■ SUPPLIED ENTRIES

:::::

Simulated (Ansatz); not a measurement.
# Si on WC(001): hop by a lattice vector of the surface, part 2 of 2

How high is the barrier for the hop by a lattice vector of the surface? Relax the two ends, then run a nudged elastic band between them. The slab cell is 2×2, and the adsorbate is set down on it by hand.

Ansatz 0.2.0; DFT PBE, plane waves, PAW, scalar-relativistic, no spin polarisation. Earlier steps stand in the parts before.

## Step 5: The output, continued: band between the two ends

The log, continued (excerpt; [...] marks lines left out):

:::::

Return the whole of the data, character for character.

Simulated (Ansatz); not a measurement.
# Si on WC(001): hop by a lattice vector of the surface, part 2 of 2

How high is the barrier for the hop by a lattice vector of the surface? Relax the two ends, then run a nudged elastic band between them. The slab cell is 2×2, and the adsorbate is set down on it by hand.

Ansatz 0.2.0; DFT PBE, plane waves, PAW, scalar-relativistic, no spin polarisation. Earlier steps stand in the parts before.

## Step 5: The output, continued: band between the two ends

The log, continued (excerpt; [...] marks lines left out):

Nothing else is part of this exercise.